▶ Source material
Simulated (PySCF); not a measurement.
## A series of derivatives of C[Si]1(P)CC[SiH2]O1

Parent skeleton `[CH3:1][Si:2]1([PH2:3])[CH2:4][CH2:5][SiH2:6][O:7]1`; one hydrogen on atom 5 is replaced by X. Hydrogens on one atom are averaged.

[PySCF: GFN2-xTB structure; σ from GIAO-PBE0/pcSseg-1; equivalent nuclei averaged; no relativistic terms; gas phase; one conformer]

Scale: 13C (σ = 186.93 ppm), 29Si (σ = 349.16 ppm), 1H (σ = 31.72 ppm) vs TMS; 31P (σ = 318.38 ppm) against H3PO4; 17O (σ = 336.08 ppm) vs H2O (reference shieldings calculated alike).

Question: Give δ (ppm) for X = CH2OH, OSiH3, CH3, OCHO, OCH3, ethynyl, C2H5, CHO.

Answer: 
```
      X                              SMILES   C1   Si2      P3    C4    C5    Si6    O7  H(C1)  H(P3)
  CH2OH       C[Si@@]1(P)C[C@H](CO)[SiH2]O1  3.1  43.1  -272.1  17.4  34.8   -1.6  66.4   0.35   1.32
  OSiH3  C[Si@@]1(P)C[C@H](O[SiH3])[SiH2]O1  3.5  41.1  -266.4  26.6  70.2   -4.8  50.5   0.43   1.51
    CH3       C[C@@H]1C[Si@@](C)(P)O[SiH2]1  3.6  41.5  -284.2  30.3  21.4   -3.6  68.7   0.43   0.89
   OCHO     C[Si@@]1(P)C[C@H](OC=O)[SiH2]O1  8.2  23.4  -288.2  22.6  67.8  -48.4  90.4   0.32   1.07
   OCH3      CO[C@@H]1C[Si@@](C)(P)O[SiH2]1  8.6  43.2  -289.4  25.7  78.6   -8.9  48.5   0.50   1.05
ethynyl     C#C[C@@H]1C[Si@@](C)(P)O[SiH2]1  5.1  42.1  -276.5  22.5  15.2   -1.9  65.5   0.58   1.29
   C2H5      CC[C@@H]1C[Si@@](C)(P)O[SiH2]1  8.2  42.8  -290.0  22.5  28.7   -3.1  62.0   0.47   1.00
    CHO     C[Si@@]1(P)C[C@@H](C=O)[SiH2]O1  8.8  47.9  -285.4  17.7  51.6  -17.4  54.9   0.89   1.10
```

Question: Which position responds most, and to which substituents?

▶ Assignment
Only one stretch of the entries above is wanted: the lines from the one containing "## A series" through the one containing "[PySCF: GFN2-xTB structure;". Please reproduce it exactly.

▶ Response box
## A series of derivatives of C[Si]1(P)CC[SiH2]O1

Parent skeleton `[CH3:1][Si:2]1([PH2:3])[CH2:4][CH2:5][SiH2:6][O:7]1`; one hydrogen on atom 5 is replaced by X. Hydrogens on one atom are averaged.

[PySCF: GFN2-xTB structure; σ from GIAO-PBE0/pcSseg-1; equivalent nuclei averaged; no relativistic terms; gas phase; one conformer]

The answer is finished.